***
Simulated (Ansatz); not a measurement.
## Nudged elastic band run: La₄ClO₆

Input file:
***

Every line from the start of the listing through the line with "## Nudged elastic band run: La₄ClO₆" should be reproduced exactly, and no other line.

Simulated (Ansatz); not a measurement.
## Nudged elastic band run: La₄ClO₆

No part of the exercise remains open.